DATA EXCERPTS -
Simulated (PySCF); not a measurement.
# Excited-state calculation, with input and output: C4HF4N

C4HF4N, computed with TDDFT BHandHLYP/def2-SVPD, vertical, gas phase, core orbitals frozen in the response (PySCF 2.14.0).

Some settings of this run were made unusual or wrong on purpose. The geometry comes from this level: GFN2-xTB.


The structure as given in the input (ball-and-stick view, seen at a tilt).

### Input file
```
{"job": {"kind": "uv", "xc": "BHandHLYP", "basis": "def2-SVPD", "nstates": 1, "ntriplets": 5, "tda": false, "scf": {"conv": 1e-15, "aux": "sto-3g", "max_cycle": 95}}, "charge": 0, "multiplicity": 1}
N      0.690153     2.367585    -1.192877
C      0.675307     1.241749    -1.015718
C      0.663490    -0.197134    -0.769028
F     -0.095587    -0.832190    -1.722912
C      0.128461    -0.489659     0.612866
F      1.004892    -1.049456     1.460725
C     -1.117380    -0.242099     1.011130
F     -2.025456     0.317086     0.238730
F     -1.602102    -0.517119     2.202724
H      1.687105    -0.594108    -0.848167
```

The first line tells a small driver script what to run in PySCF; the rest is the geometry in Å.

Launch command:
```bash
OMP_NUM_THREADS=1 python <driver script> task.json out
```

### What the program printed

WORK REQUEST -
Both the first line of the records above and the line containing "C4HF4N, computed with" are to be transcribed exactly, together with every line between them, and nothing else.

YOUR SOLUTION -
Simulated (PySCF); not a measurement.
# Excited-state calculation, with input and output: C4HF4N

C4HF4N, computed with TDDFT BHandHLYP/def2-SVPD, vertical, gas phase, core orbitals frozen in the response (PySCF 2.14.0).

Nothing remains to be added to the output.